▶ Work instruction: Every entry below, from first to last, should be copied exactly.

——————————
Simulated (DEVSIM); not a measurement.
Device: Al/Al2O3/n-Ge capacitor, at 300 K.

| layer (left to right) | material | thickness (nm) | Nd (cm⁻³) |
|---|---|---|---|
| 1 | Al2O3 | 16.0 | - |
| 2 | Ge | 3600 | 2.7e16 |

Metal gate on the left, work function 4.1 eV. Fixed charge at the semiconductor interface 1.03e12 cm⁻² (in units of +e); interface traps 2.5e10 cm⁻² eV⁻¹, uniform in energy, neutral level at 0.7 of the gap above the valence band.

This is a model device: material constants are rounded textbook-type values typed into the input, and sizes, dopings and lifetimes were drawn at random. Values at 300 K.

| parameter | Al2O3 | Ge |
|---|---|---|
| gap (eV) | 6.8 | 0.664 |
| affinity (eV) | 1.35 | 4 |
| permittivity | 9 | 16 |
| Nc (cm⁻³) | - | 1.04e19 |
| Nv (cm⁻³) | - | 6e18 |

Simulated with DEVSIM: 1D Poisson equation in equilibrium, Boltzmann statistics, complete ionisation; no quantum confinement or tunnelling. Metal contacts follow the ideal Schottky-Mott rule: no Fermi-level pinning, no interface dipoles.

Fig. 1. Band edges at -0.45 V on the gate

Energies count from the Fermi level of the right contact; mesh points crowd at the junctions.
——————————

▶ Response:
Simulated (DEVSIM); not a measurement.
Device: Al/Al2O3/n-Ge capacitor, at 300 K.

| layer (left to right) | material | thickness (nm) | Nd (cm⁻³) |
|---|---|---|---|
| 1 | Al2O3 | 16.0 | - |
| 2 | Ge | 3600 | 2.7e16 |

Metal gate on the left, work function 4.1 eV. Fixed charge at the semiconductor interface 1.03e12 cm⁻² (in units of +e); interface traps 2.5e10 cm⁻² eV⁻¹, uniform in energy, neutral level at 0.7 of the gap above the valence band.

This is a model device: material constants are rounded textbook-type values typed into the input, and sizes, dopings and lifetimes were drawn at random. Values at 300 K.

| parameter | Al2O3 | Ge |
|---|---|---|
| gap (eV) | 6.8 | 0.664 |
| affinity (eV) | 1.35 | 4 |
| permittivity | 9 | 16 |
| Nc (cm⁻³) | - | 1.04e19 |
| Nv (cm⁻³) | - | 6e18 |

Simulated with DEVSIM: 1D Poisson equation in equilibrium, Boltzmann statistics, complete ionisation; no quantum confinement or tunnelling. Metal contacts follow the ideal Schottky-Mott rule: no Fermi-level pinning, no interface dipoles.

Fig. 1. Band edges at -0.45 V on the gate

Energies count from the Fermi level of the right contact; mesh points crowd at the junctions.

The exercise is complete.